::::

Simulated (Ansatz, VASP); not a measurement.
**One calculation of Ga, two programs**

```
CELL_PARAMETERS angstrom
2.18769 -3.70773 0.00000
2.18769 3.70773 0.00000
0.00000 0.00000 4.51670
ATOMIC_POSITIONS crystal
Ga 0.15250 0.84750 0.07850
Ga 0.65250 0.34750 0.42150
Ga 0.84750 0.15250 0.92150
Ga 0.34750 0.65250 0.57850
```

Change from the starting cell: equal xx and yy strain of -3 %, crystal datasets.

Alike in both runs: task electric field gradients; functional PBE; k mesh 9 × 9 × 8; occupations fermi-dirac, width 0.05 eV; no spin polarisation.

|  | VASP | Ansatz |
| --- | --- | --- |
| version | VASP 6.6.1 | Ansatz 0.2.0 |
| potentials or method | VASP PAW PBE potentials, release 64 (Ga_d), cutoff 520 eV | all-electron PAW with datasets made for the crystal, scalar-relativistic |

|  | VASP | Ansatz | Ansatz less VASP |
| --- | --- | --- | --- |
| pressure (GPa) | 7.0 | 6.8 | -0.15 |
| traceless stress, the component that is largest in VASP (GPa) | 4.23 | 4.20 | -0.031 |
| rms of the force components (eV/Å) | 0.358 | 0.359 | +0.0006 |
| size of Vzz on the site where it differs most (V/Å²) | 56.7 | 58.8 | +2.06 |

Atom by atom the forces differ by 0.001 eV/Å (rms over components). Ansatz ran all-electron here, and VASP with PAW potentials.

::::

If a line comes after the one with "Change from the", leave it out; reproduce exactly every line of the material from the first up to and including that one.

- Answer space
Simulated (Ansatz, VASP); not a measurement.
**One calculation of Ga, two programs**

```
CELL_PARAMETERS angstrom
2.18769 -3.70773 0.00000
2.18769 3.70773 0.00000
0.00000 0.00000 4.51670
ATOMIC_POSITIONS crystal
Ga 0.15250 0.84750 0.07850
Ga 0.65250 0.34750 0.42150
Ga 0.84750 0.15250 0.92150
Ga 0.34750 0.65250 0.57850
```

Change from the starting cell: equal xx and yy strain of -3 %, crystal datasets.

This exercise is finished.